+++ Dataset records +++

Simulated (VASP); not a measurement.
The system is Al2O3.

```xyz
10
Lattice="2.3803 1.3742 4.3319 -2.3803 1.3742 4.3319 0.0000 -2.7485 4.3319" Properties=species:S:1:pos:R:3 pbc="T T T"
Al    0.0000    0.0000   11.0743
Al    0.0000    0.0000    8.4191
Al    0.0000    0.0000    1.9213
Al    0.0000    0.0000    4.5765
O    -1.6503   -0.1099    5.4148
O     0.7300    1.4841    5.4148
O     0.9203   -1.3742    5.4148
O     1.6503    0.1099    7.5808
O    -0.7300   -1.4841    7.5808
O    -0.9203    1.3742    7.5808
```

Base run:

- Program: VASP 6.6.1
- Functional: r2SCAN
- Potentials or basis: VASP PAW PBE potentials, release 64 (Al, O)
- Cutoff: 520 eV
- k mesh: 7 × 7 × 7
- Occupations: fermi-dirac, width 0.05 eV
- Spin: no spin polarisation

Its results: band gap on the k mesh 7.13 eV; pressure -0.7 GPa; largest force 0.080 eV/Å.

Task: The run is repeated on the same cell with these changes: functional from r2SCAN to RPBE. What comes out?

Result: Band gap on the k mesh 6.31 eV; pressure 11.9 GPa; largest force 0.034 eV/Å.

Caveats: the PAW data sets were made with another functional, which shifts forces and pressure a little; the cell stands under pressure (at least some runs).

+++

* [Assignment]:
Please restate the preceding entries word for word.

* [Task answer]:
Simulated (VASP); not a measurement.
The system is Al2O3.

```xyz
10
Lattice="2.3803 1.3742 4.3319 -2.3803 1.3742 4.3319 0.0000 -2.7485 4.3319" Properties=species:S:1:pos:R:3 pbc="T T T"
Al    0.0000    0.0000   11.0743
Al    0.0000    0.0000    8.4191
Al    0.0000    0.0000    1.9213
Al    0.0000    0.0000    4.5765
O    -1.6503   -0.1099    5.4148
O     0.7300    1.4841    5.4148
O     0.9203   -1.3742    5.4148
O     1.6503    0.1099    7.5808
O    -0.7300   -1.4841    7.5808
O    -0.9203    1.3742    7.5808
```

Base run:

- Program: VASP 6.6.1
- Functional: r2SCAN
- Potentials or basis: VASP PAW PBE potentials, release 64 (Al, O)
- Cutoff: 520 eV
- k mesh: 7 × 7 × 7
- Occupations: fermi-dirac, width 0.05 eV
- Spin: no spin polarisation

Its results: band gap on the k mesh 7.13 eV; pressure -0.7 GPa; largest force 0.080 eV/Å.

Task: The run is repeated on the same cell with these changes: functional from r2SCAN to RPBE. What comes out?

Result: Band gap on the k mesh 6.31 eV; pressure 11.9 GPa; largest force 0.034 eV/Å.

Caveats: the PAW data sets were made with another functional, which shifts forces and pressure a little; the cell stands under pressure (at least some runs).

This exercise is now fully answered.